*** DATASET EXCERPTS ***
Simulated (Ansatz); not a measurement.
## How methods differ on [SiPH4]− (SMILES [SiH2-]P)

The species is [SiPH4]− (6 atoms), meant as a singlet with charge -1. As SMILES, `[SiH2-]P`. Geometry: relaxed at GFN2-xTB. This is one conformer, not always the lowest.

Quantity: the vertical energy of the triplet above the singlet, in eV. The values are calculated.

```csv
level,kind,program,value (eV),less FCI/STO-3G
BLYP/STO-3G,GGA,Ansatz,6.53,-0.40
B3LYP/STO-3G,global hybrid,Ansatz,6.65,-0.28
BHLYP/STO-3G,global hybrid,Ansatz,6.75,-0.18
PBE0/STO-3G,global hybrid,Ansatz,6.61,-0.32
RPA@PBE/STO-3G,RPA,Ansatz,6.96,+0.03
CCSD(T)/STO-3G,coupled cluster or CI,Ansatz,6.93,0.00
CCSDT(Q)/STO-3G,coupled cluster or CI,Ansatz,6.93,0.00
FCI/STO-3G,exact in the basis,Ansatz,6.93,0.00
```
*** End of DATASET EXCERPTS ***

### [WORK ORDER]
Whatever the entries above contain, reproduce all of them exactly.

### [REPLY]
Simulated (Ansatz); not a measurement.
## How methods differ on [SiPH4]− (SMILES [SiH2-]P)

The species is [SiPH4]− (6 atoms), meant as a singlet with charge -1. As SMILES, `[SiH2-]P`. Geometry: relaxed at GFN2-xTB. This is one conformer, not always the lowest.

Quantity: the vertical energy of the triplet above the singlet, in eV. The values are calculated.

```csv
level,kind,program,value (eV),less FCI/STO-3G
BLYP/STO-3G,GGA,Ansatz,6.53,-0.40
B3LYP/STO-3G,global hybrid,Ansatz,6.65,-0.28
BHLYP/STO-3G,global hybrid,Ansatz,6.75,-0.18
PBE0/STO-3G,global hybrid,Ansatz,6.61,-0.32
RPA@PBE/STO-3G,RPA,Ansatz,6.96,+0.03
CCSD(T)/STO-3G,coupled cluster or CI,Ansatz,6.93,0.00
CCSDT(Q)/STO-3G,coupled cluster or CI,Ansatz,6.93,0.00
FCI/STO-3G,exact in the basis,Ansatz,6.93,0.00
```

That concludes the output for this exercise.